**Work order**
From the listing below, copy only the lines running from the line that contains "-1.27 | 0.93 |" to the line that contains "3.50 eV (HOMO-6).", both included.

**Provided information**
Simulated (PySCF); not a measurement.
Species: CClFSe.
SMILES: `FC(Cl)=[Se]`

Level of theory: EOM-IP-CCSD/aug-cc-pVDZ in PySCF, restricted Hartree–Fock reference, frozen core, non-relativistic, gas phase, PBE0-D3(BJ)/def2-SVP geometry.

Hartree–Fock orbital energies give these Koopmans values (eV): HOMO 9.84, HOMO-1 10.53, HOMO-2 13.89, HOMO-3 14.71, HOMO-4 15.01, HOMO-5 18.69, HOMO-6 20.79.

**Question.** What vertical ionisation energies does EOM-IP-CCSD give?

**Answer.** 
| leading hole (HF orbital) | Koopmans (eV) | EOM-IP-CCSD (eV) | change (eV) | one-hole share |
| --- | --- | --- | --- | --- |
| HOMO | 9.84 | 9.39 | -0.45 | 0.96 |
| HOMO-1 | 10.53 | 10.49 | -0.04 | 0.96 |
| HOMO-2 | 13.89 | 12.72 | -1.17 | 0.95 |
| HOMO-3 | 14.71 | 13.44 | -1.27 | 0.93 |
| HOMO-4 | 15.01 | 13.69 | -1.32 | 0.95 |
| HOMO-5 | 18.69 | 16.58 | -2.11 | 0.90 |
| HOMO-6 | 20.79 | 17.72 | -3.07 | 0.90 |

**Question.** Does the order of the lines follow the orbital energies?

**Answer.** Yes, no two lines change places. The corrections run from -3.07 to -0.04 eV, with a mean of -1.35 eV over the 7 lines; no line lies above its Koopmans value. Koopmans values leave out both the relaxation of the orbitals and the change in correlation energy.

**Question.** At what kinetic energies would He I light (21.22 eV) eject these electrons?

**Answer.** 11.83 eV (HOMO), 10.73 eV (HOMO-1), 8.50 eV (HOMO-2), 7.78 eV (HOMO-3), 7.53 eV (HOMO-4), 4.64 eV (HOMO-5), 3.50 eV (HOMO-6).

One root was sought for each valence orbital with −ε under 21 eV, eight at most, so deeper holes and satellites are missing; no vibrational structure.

**Written reply**
| HOMO-3 | 14.71 | 13.44 | -1.27 | 0.93 |
| HOMO-4 | 15.01 | 13.69 | -1.32 | 0.95 |
| HOMO-5 | 18.69 | 16.58 | -2.11 | 0.90 |
| HOMO-6 | 20.79 | 17.72 | -3.07 | 0.90 |

**Question.** Does the order of the lines follow the orbital energies?

**Answer.** Yes, no two lines change places. The corrections run from -3.07 to -0.04 eV, with a mean of -1.35 eV over the 7 lines; no line lies above its Koopmans value. Koopmans values leave out both the relaxation of the orbitals and the change in correlation energy.

**Question.** At what kinetic energies would He I light (21.22 eV) eject these electrons?

**Answer.** 11.83 eV (HOMO), 10.73 eV (HOMO-1), 8.50 eV (HOMO-2), 7.78 eV (HOMO-3), 7.53 eV (HOMO-4), 4.64 eV (HOMO-5), 3.50 eV (HOMO-6).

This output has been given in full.